_Assigned task_
Exactly as they appear, copy the lines from the start of the entries below to the line containing "Problem. Integrate the", both ends included.

_Data listing_
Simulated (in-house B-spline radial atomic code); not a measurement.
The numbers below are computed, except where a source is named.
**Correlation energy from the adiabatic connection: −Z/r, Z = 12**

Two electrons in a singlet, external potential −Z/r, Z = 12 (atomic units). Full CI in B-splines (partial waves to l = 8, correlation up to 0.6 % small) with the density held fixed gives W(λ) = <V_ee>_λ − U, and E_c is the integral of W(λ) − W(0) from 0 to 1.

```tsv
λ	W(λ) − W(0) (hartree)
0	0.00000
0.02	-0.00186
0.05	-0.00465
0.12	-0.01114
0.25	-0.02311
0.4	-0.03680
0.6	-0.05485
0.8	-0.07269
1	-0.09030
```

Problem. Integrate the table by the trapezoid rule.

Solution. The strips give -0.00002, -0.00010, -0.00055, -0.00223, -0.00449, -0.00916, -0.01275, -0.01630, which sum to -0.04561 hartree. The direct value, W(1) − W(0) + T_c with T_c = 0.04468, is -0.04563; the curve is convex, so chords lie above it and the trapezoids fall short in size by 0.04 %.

_Response_
Simulated (in-house B-spline radial atomic code); not a measurement.
The numbers below are computed, except where a source is named.
**Correlation energy from the adiabatic connection: −Z/r, Z = 12**

Two electrons in a singlet, external potential −Z/r, Z = 12 (atomic units). Full CI in B-splines (partial waves to l = 8, correlation up to 0.6 % small) with the density held fixed gives W(λ) = <V_ee>_λ − U, and E_c is the integral of W(λ) − W(0) from 0 to 1.

```tsv
λ	W(λ) − W(0) (hartree)
0	0.00000
0.02	-0.00186
0.05	-0.00465
0.12	-0.01114
0.25	-0.02311
0.4	-0.03680
0.6	-0.05485
0.8	-0.07269
1	-0.09030
```

Problem. Integrate the table by the trapezoid rule.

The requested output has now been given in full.